● **PROVIDED DATA**
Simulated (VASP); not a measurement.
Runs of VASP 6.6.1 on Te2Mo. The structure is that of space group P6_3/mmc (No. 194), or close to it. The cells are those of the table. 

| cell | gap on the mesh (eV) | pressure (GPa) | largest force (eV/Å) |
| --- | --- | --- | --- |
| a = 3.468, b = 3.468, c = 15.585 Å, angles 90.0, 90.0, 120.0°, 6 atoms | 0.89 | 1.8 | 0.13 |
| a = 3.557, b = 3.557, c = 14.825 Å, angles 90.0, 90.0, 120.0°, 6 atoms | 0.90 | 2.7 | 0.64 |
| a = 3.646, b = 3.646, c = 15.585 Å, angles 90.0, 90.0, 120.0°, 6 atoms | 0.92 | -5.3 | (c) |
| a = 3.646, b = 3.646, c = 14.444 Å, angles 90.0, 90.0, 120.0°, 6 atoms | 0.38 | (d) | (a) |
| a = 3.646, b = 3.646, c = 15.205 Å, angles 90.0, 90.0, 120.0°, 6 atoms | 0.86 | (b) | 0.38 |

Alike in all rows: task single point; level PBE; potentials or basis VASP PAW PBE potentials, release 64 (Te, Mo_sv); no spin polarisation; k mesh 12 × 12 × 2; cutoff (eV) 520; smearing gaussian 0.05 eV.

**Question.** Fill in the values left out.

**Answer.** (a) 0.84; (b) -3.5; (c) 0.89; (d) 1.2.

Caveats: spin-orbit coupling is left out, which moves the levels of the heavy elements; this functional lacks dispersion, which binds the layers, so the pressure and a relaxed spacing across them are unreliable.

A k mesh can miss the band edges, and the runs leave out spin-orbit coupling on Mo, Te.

● **EXERCISE**
Repeat word for word the lines above that run from the line containing "1.8 | 0.13 |" through the line containing "0.86 | (b) | 0.38 |", both ends included, and nothing else.

● **TASK ANSWER**
| a = 3.468, b = 3.468, c = 15.585 Å, angles 90.0, 90.0, 120.0°, 6 atoms | 0.89 | 1.8 | 0.13 |
| a = 3.557, b = 3.557, c = 14.825 Å, angles 90.0, 90.0, 120.0°, 6 atoms | 0.90 | 2.7 | 0.64 |
| a = 3.646, b = 3.646, c = 15.585 Å, angles 90.0, 90.0, 120.0°, 6 atoms | 0.92 | -5.3 | (c) |
| a = 3.646, b = 3.646, c = 14.444 Å, angles 90.0, 90.0, 120.0°, 6 atoms | 0.38 | (d) | (a) |
| a = 3.646, b = 3.646, c = 15.205 Å, angles 90.0, 90.0, 120.0°, 6 atoms | 0.86 | (b) | 0.38 |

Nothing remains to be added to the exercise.